*** DATA SECTION ***
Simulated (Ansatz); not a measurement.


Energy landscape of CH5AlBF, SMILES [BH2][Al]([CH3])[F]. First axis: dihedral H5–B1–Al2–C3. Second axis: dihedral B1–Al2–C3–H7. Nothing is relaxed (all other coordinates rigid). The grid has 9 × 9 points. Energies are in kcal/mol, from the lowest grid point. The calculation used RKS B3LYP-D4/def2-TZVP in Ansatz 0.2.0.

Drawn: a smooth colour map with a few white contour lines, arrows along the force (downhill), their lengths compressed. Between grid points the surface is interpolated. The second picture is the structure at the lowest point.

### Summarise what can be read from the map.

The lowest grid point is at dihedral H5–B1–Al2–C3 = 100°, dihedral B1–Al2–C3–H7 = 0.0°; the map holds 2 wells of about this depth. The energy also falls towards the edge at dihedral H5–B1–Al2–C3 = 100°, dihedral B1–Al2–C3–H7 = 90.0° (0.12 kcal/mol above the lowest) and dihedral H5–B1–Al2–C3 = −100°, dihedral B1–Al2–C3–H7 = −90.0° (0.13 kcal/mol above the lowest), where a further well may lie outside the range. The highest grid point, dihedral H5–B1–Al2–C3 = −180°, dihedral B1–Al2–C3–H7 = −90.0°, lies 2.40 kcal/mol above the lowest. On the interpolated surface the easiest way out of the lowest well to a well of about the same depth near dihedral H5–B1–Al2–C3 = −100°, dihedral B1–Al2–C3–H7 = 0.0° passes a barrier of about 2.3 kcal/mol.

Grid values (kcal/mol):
***

> **ACTIVITY**
Return each entry from the material above exactly as it appears.

> **RESPONSE BOX**
Simulated (Ansatz); not a measurement.


Energy landscape of CH5AlBF, SMILES [BH2][Al]([CH3])[F]. First axis: dihedral H5–B1–Al2–C3. Second axis: dihedral B1–Al2–C3–H7. Nothing is relaxed (all other coordinates rigid). The grid has 9 × 9 points. Energies are in kcal/mol, from the lowest grid point. The calculation used RKS B3LYP-D4/def2-TZVP in Ansatz 0.2.0.

Drawn: a smooth colour map with a few white contour lines, arrows along the force (downhill), their lengths compressed. Between grid points the surface is interpolated. The second picture is the structure at the lowest point.

### Summarise what can be read from the map.

The lowest grid point is at dihedral H5–B1–Al2–C3 = 100°, dihedral B1–Al2–C3–H7 = 0.0°; the map holds 2 wells of about this depth. The energy also falls towards the edge at dihedral H5–B1–Al2–C3 = 100°, dihedral B1–Al2–C3–H7 = 90.0° (0.12 kcal/mol above the lowest) and dihedral H5–B1–Al2–C3 = −100°, dihedral B1–Al2–C3–H7 = −90.0° (0.13 kcal/mol above the lowest), where a further well may lie outside the range. The highest grid point, dihedral H5–B1–Al2–C3 = −180°, dihedral B1–Al2–C3–H7 = −90.0°, lies 2.40 kcal/mol above the lowest. On the interpolated surface the easiest way out of the lowest well to a well of about the same depth near dihedral H5–B1–Al2–C3 = −100°, dihedral B1–Al2–C3–H7 = 0.0° passes a barrier of about 2.3 kcal/mol.

Grid values (kcal/mol):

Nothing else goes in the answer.